__Work instruction__.
Your answer should be the full listing, copied word for word.

*** Record extracts Section Begins ***
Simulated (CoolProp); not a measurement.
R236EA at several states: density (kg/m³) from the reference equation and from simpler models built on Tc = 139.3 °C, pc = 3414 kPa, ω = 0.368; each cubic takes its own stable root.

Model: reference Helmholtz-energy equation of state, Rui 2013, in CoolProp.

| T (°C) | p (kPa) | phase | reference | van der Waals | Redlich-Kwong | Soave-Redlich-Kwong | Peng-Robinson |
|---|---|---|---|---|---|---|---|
*** Record extracts Section Ends ***

__Your response__.
Simulated (CoolProp); not a measurement.
R236EA at several states: density (kg/m³) from the reference equation and from simpler models built on Tc = 139.3 °C, pc = 3414 kPa, ω = 0.368; each cubic takes its own stable root.

Model: reference Helmholtz-energy equation of state, Rui 2013, in CoolProp.

| T (°C) | p (kPa) | phase | reference | van der Waals | Redlich-Kwong | Soave-Redlich-Kwong | Peng-Robinson |
|---|---|---|---|---|---|---|---|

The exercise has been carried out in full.